(SUPPLIED RECORDS)
***

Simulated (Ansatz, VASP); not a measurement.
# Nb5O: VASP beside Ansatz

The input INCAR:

***

(WORK ORDER) Please write out each line of the listing above exactly.

(RESPONSE)
Simulated (Ansatz, VASP); not a measurement.
# Nb5O: VASP beside Ansatz

The input INCAR:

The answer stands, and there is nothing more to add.